### Requirement
Lines after the one containing "At this charge" are to be omitted; print exactly each line from the start of the records up to and including it.

Study material Block Start
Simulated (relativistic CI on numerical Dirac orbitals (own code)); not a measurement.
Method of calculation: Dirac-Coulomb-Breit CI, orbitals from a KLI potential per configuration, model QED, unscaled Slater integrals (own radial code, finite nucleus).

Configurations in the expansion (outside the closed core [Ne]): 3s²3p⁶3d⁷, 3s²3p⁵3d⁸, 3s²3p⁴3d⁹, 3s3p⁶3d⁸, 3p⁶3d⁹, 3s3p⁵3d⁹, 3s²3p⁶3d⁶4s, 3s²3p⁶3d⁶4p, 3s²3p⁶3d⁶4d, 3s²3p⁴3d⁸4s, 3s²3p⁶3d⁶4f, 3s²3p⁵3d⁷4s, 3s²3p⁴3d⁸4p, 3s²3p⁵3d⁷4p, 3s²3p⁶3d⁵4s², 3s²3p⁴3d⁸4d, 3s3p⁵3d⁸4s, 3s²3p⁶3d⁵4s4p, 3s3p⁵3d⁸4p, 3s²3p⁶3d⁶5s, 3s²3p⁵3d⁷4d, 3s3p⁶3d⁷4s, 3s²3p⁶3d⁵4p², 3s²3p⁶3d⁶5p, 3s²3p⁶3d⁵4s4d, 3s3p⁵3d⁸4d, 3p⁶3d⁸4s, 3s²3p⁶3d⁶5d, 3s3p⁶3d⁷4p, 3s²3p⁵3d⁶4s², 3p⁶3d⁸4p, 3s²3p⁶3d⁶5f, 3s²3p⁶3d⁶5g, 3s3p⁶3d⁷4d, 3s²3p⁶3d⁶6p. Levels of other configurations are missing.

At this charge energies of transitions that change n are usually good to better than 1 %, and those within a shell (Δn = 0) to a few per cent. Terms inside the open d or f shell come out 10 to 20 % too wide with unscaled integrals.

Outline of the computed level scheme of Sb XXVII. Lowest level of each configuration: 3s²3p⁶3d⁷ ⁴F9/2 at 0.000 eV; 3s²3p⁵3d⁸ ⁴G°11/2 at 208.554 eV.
Study material Block End

### Answer section
Simulated (relativistic CI on numerical Dirac orbitals (own code)); not a measurement.
Method of calculation: Dirac-Coulomb-Breit CI, orbitals from a KLI potential per configuration, model QED, unscaled Slater integrals (own radial code, finite nucleus).

Configurations in the expansion (outside the closed core [Ne]): 3s²3p⁶3d⁷, 3s²3p⁵3d⁸, 3s²3p⁴3d⁹, 3s3p⁶3d⁸, 3p⁶3d⁹, 3s3p⁵3d⁹, 3s²3p⁶3d⁶4s, 3s²3p⁶3d⁶4p, 3s²3p⁶3d⁶4d, 3s²3p⁴3d⁸4s, 3s²3p⁶3d⁶4f, 3s²3p⁵3d⁷4s, 3s²3p⁴3d⁸4p, 3s²3p⁵3d⁷4p, 3s²3p⁶3d⁵4s², 3s²3p⁴3d⁸4d, 3s3p⁵3d⁸4s, 3s²3p⁶3d⁵4s4p, 3s3p⁵3d⁸4p, 3s²3p⁶3d⁶5s, 3s²3p⁵3d⁷4d, 3s3p⁶3d⁷4s, 3s²3p⁶3d⁵4p², 3s²3p⁶3d⁶5p, 3s²3p⁶3d⁵4s4d, 3s3p⁵3d⁸4d, 3p⁶3d⁸4s, 3s²3p⁶3d⁶5d, 3s3p⁶3d⁷4p, 3s²3p⁵3d⁶4s², 3p⁶3d⁸4p, 3s²3p⁶3d⁶5f, 3s²3p⁶3d⁶5g, 3s3p⁶3d⁷4d, 3s²3p⁶3d⁶6p. Levels of other configurations are missing.

At this charge energies of transitions that change n are usually good to better than 1 %, and those within a shell (Δn = 0) to a few per cent. Terms inside the open d or f shell come out 10 to 20 % too wide with unscaled integrals.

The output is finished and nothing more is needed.